Work item »
Copy every line below precisely as it appears.

Segment Start: Input data

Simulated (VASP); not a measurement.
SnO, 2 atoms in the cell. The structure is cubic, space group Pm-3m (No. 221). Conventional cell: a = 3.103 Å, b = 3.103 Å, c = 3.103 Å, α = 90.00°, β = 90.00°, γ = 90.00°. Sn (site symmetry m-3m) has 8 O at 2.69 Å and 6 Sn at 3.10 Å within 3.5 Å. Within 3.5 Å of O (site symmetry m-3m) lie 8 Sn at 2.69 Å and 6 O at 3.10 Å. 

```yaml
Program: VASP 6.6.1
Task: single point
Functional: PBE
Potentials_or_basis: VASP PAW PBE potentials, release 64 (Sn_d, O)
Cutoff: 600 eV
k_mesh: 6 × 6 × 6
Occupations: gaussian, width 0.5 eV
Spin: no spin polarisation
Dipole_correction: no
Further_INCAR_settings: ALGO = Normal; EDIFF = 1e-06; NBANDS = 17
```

Segment End: Input data

Answer box »
Simulated (VASP); not a measurement.
SnO, 2 atoms in the cell. The structure is cubic, space group Pm-3m (No. 221). Conventional cell: a = 3.103 Å, b = 3.103 Å, c = 3.103 Å, α = 90.00°, β = 90.00°, γ = 90.00°. Sn (site symmetry m-3m) has 8 O at 2.69 Å and 6 Sn at 3.10 Å within 3.5 Å. Within 3.5 Å of O (site symmetry m-3m) lie 8 Sn at 2.69 Å and 6 O at 3.10 Å. 

```yaml
Program: VASP 6.6.1
Task: single point
Functional: PBE
Potentials_or_basis: VASP PAW PBE potentials, release 64 (Sn_d, O)
Cutoff: 600 eV
k_mesh: 6 × 6 × 6
Occupations: gaussian, width 0.5 eV
Spin: no spin polarisation
Dipole_correction: no
Further_INCAR_settings: ALGO = Normal; EDIFF = 1e-06; NBANDS = 17
```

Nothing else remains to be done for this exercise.